·····

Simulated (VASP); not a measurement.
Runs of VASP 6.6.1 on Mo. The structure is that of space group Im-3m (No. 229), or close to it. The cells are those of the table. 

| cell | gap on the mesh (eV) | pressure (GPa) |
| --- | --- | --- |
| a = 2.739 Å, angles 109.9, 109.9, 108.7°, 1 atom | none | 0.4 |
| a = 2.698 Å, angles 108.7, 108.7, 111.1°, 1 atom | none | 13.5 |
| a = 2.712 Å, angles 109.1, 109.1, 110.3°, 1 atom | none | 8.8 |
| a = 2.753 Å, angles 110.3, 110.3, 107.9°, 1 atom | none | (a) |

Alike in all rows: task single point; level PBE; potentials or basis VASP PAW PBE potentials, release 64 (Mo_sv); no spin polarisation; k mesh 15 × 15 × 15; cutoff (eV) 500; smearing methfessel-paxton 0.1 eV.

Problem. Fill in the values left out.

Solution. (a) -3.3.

·····

WORK REQUEST: Looking at the material above, please copy exactly every line from its first line through the line containing "Problem. Fill in the values left out.", with both ends included and nothing else.

WRITTEN ANSWER:
Simulated (VASP); not a measurement.
Runs of VASP 6.6.1 on Mo. The structure is that of space group Im-3m (No. 229), or close to it. The cells are those of the table. 

| cell | gap on the mesh (eV) | pressure (GPa) |
| --- | --- | --- |
| a = 2.739 Å, angles 109.9, 109.9, 108.7°, 1 atom | none | 0.4 |
| a = 2.698 Å, angles 108.7, 108.7, 111.1°, 1 atom | none | 13.5 |
| a = 2.712 Å, angles 109.1, 109.1, 110.3°, 1 atom | none | 8.8 |
| a = 2.753 Å, angles 110.3, 110.3, 107.9°, 1 atom | none | (a) |

Alike in all rows: task single point; level PBE; potentials or basis VASP PAW PBE potentials, release 64 (Mo_sv); no spin polarisation; k mesh 15 × 15 × 15; cutoff (eV) 500; smearing methfessel-paxton 0.1 eV.

Problem. Fill in the values left out.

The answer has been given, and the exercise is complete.